GIVEN INFORMATION:
Segment Open

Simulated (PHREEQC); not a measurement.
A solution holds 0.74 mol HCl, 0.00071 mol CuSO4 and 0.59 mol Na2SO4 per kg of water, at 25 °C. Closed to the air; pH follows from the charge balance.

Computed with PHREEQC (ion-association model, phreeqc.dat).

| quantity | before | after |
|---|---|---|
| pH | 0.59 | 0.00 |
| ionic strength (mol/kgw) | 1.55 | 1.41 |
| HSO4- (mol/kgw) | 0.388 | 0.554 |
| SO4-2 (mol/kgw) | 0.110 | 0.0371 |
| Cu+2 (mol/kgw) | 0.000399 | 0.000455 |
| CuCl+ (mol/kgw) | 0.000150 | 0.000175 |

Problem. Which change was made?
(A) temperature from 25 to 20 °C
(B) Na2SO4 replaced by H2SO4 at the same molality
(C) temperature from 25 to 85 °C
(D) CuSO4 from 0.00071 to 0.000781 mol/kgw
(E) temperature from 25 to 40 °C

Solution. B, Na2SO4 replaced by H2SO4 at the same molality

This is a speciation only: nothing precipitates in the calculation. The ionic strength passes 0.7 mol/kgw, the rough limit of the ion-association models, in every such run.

Segment Closed

TASK ITEM: Up to and including the line that contains "(E) temperature from 25 to 40 °C", output the records above exactly, beginning with their first line.

TASK RESULT:
Simulated (PHREEQC); not a measurement.
A solution holds 0.74 mol HCl, 0.00071 mol CuSO4 and 0.59 mol Na2SO4 per kg of water, at 25 °C. Closed to the air; pH follows from the charge balance.

Computed with PHREEQC (ion-association model, phreeqc.dat).

| quantity | before | after |
|---|---|---|
| pH | 0.59 | 0.00 |
| ionic strength (mol/kgw) | 1.55 | 1.41 |
| HSO4- (mol/kgw) | 0.388 | 0.554 |
| SO4-2 (mol/kgw) | 0.110 | 0.0371 |
| Cu+2 (mol/kgw) | 0.000399 | 0.000455 |
| CuCl+ (mol/kgw) | 0.000150 | 0.000175 |

Problem. Which change was made?
(A) temperature from 25 to 20 °C
(B) Na2SO4 replaced by H2SO4 at the same molality
(C) temperature from 25 to 85 °C
(D) CuSO4 from 0.00071 to 0.000781 mol/kgw
(E) temperature from 25 to 40 °C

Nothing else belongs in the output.